» Exercise: Going down the listing below, print exactly each line from the one with "# TaNiN: settings compared (Ansatz)" up to and including the one with "The smearing width", and skip the rest.

» Listed entries:
• • • • •

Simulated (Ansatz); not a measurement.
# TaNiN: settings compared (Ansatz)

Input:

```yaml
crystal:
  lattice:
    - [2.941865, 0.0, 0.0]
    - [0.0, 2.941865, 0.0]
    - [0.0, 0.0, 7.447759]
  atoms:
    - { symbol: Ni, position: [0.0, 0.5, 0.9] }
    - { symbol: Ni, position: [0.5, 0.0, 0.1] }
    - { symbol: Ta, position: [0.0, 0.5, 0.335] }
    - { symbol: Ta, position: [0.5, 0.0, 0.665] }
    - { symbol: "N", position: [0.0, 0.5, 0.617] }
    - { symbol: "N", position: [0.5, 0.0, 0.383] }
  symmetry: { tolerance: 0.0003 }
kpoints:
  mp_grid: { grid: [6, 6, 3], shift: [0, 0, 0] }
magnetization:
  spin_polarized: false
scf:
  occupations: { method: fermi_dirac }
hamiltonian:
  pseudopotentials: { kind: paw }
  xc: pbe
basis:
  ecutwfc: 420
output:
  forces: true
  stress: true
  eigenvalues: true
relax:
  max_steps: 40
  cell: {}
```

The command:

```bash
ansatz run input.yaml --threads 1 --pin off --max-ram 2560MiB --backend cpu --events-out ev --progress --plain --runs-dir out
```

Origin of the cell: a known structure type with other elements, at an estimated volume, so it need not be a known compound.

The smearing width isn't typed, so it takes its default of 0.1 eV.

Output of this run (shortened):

• • • • •

» Written solution:
# TaNiN: settings compared (Ansatz)

Input:

```yaml
crystal:
  lattice:
    - [2.941865, 0.0, 0.0]
    - [0.0, 2.941865, 0.0]
    - [0.0, 0.0, 7.447759]
  atoms:
    - { symbol: Ni, position: [0.0, 0.5, 0.9] }
    - { symbol: Ni, position: [0.5, 0.0, 0.1] }
    - { symbol: Ta, position: [0.0, 0.5, 0.335] }
    - { symbol: Ta, position: [0.5, 0.0, 0.665] }
    - { symbol: "N", position: [0.0, 0.5, 0.617] }
    - { symbol: "N", position: [0.5, 0.0, 0.383] }
  symmetry: { tolerance: 0.0003 }
kpoints:
  mp_grid: { grid: [6, 6, 3], shift: [0, 0, 0] }
magnetization:
  spin_polarized: false
scf:
  occupations: { method: fermi_dirac }
hamiltonian:
  pseudopotentials: { kind: paw }
  xc: pbe
basis:
  ecutwfc: 420
output:
  forces: true
  stress: true
  eigenvalues: true
relax:
  max_steps: 40
  cell: {}
```

The command:

```bash
ansatz run input.yaml --threads 1 --pin off --max-ram 2560MiB --backend cpu --events-out ev --progress --plain --runs-dir out
```

Origin of the cell: a known structure type with other elements, at an estimated volume, so it need not be a known compound.

The smearing width isn't typed, so it takes its default of 0.1 eV.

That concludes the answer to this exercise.